*** Entries supplied Section Begins ***

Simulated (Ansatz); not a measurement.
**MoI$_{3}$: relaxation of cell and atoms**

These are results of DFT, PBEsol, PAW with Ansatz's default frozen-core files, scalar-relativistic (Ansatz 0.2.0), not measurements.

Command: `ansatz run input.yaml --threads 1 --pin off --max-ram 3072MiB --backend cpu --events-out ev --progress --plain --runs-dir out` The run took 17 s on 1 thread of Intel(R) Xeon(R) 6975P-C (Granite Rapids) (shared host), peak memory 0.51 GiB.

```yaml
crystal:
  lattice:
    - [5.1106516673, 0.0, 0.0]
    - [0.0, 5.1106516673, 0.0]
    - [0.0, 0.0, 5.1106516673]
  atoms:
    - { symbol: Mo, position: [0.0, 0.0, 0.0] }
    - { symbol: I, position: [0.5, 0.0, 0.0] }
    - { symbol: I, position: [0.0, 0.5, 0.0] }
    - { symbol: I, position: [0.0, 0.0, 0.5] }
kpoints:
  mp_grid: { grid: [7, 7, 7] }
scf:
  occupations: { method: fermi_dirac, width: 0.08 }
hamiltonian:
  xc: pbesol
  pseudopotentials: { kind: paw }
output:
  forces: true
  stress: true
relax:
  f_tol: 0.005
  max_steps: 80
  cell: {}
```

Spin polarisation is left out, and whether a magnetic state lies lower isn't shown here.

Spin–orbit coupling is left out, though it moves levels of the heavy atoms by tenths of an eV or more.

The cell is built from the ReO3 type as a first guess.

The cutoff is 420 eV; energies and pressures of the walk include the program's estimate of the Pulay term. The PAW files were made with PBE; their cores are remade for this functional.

*** Entries supplied Section Ends ***

With nothing added or dropped, retype the listing above.

■ Answer box
Simulated (Ansatz); not a measurement.
**MoI$_{3}$: relaxation of cell and atoms**

These are results of DFT, PBEsol, PAW with Ansatz's default frozen-core files, scalar-relativistic (Ansatz 0.2.0), not measurements.

Command: `ansatz run input.yaml --threads 1 --pin off --max-ram 3072MiB --backend cpu --events-out ev --progress --plain --runs-dir out` The run took 17 s on 1 thread of Intel(R) Xeon(R) 6975P-C (Granite Rapids) (shared host), peak memory 0.51 GiB.

```yaml
crystal:
  lattice:
    - [5.1106516673, 0.0, 0.0]
    - [0.0, 5.1106516673, 0.0]
    - [0.0, 0.0, 5.1106516673]
  atoms:
    - { symbol: Mo, position: [0.0, 0.0, 0.0] }
    - { symbol: I, position: [0.5, 0.0, 0.0] }
    - { symbol: I, position: [0.0, 0.5, 0.0] }
    - { symbol: I, position: [0.0, 0.0, 0.5] }
kpoints:
  mp_grid: { grid: [7, 7, 7] }
scf:
  occupations: { method: fermi_dirac, width: 0.08 }
hamiltonian:
  xc: pbesol
  pseudopotentials: { kind: paw }
output:
  forces: true
  stress: true
relax:
  f_tol: 0.005
  max_steps: 80
  cell: {}
```

Spin polarisation is left out, and whether a magnetic state lies lower isn't shown here.

Spin–orbit coupling is left out, though it moves levels of the heavy atoms by tenths of an eV or more.

The cell is built from the ReO3 type as a first guess.

The cutoff is 420 eV; energies and pressures of the walk include the program's estimate of the Pulay term. The PAW files were made with PBE; their cores are remade for this functional.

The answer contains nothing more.